- _Work request_:
Nothing may be left out or changed. Print every entry.

>>>>>

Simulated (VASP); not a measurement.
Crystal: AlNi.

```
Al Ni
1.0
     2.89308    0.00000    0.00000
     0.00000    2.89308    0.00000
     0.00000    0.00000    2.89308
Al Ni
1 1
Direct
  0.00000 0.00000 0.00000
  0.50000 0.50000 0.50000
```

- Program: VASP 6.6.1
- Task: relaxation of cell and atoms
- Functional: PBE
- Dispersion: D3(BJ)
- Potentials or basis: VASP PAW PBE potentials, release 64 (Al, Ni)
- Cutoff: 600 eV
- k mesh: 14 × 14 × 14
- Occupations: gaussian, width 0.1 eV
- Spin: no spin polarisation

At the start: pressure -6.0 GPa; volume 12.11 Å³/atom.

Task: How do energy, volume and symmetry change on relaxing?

<<<<<

- _Written reply_:
Simulated (VASP); not a measurement.
Crystal: AlNi.

```
Al Ni
1.0
     2.89308    0.00000    0.00000
     0.00000    2.89308    0.00000
     0.00000    0.00000    2.89308
Al Ni
1 1
Direct
  0.00000 0.00000 0.00000
  0.50000 0.50000 0.50000
```

- Program: VASP 6.6.1
- Task: relaxation of cell and atoms
- Functional: PBE
- Dispersion: D3(BJ)
- Potentials or basis: VASP PAW PBE potentials, release 64 (Al, Ni)
- Cutoff: 600 eV
- k mesh: 14 × 14 × 14
- Occupations: gaussian, width 0.1 eV
- Spin: no spin polarisation

At the start: pressure -6.0 GPa; volume 12.11 Å³/atom.

Task: How do energy, volume and symmetry change on relaxing?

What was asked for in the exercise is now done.